Given entries:
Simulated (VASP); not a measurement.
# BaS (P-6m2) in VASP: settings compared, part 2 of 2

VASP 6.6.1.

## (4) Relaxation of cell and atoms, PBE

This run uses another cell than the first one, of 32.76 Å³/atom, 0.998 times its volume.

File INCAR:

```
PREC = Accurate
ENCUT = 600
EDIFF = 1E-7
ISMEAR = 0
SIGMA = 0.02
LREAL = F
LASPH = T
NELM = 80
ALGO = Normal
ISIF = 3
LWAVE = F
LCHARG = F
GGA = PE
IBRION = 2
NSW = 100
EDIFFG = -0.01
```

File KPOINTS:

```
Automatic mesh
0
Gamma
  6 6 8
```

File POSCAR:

Required action: Print every line you see above, exactly as written.

Problem solution:
Simulated (VASP); not a measurement.
# BaS (P-6m2) in VASP: settings compared, part 2 of 2

VASP 6.6.1.

## (4) Relaxation of cell and atoms, PBE

This run uses another cell than the first one, of 32.76 Å³/atom, 0.998 times its volume.

File INCAR:

```
PREC = Accurate
ENCUT = 600
EDIFF = 1E-7
ISMEAR = 0
SIGMA = 0.02
LREAL = F
LASPH = T
NELM = 80
ALGO = Normal
ISIF = 3
LWAVE = F
LCHARG = F
GGA = PE
IBRION = 2
NSW = 100
EDIFFG = -0.01
```

File KPOINTS:

```
Automatic mesh
0
Gamma
  6 6 8
```

File POSCAR:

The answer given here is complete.